──────
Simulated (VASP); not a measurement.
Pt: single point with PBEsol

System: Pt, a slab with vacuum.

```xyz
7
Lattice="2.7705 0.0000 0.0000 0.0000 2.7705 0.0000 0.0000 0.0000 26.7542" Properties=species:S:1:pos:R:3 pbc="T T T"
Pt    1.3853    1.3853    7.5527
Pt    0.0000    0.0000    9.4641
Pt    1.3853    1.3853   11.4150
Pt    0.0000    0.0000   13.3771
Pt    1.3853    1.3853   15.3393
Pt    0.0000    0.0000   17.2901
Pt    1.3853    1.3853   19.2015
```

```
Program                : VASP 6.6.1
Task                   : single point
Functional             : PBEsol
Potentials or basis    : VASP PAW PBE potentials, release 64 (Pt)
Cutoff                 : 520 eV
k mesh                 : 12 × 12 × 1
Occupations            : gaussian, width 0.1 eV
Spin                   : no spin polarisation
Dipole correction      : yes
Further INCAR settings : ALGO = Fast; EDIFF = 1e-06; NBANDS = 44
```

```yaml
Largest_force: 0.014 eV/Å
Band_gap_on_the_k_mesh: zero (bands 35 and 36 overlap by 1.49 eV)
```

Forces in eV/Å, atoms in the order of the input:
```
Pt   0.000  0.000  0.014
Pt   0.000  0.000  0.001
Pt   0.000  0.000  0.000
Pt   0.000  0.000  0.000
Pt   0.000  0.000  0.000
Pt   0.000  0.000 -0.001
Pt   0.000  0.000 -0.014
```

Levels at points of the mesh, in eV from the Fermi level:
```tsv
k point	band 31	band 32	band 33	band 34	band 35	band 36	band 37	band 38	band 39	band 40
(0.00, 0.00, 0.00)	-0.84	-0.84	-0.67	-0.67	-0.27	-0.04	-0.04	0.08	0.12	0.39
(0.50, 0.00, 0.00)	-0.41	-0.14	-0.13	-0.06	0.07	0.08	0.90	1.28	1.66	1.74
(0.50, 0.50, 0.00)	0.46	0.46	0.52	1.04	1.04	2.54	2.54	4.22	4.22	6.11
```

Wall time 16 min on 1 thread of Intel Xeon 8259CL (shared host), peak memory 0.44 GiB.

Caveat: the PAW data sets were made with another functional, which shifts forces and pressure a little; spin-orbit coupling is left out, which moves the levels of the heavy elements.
──────

Take the listing above from its first line through the line containing "Wall time 16", and transcribe that stretch exactly, with no other lines.

▶ YOUR RESPONSE
Simulated (VASP); not a measurement.
Pt: single point with PBEsol

System: Pt, a slab with vacuum.

```xyz
7
Lattice="2.7705 0.0000 0.0000 0.0000 2.7705 0.0000 0.0000 0.0000 26.7542" Properties=species:S:1:pos:R:3 pbc="T T T"
Pt    1.3853    1.3853    7.5527
Pt    0.0000    0.0000    9.4641
Pt    1.3853    1.3853   11.4150
Pt    0.0000    0.0000   13.3771
Pt    1.3853    1.3853   15.3393
Pt    0.0000    0.0000   17.2901
Pt    1.3853    1.3853   19.2015
```

```
Program                : VASP 6.6.1
Task                   : single point
Functional             : PBEsol
Potentials or basis    : VASP PAW PBE potentials, release 64 (Pt)
Cutoff                 : 520 eV
k mesh                 : 12 × 12 × 1
Occupations            : gaussian, width 0.1 eV
Spin                   : no spin polarisation
Dipole correction      : yes
Further INCAR settings : ALGO = Fast; EDIFF = 1e-06; NBANDS = 44
```

```yaml
Largest_force: 0.014 eV/Å
Band_gap_on_the_k_mesh: zero (bands 35 and 36 overlap by 1.49 eV)
```

Forces in eV/Å, atoms in the order of the input:
```
Pt   0.000  0.000  0.014
Pt   0.000  0.000  0.001
Pt   0.000  0.000  0.000
Pt   0.000  0.000  0.000
Pt   0.000  0.000  0.000
Pt   0.000  0.000 -0.001
Pt   0.000  0.000 -0.014
```

Levels at points of the mesh, in eV from the Fermi level:
```tsv
k point	band 31	band 32	band 33	band 34	band 35	band 36	band 37	band 38	band 39	band 40
(0.00, 0.00, 0.00)	-0.84	-0.84	-0.67	-0.67	-0.27	-0.04	-0.04	0.08	0.12	0.39
(0.50, 0.00, 0.00)	-0.41	-0.14	-0.13	-0.06	0.07	0.08	0.90	1.28	1.66	1.74
(0.50, 0.50, 0.00)	0.46	0.46	0.52	1.04	1.04	2.54	2.54	4.22	4.22	6.11
```

Wall time 16 min on 1 thread of Intel Xeon 8259CL (shared host), peak memory 0.44 GiB.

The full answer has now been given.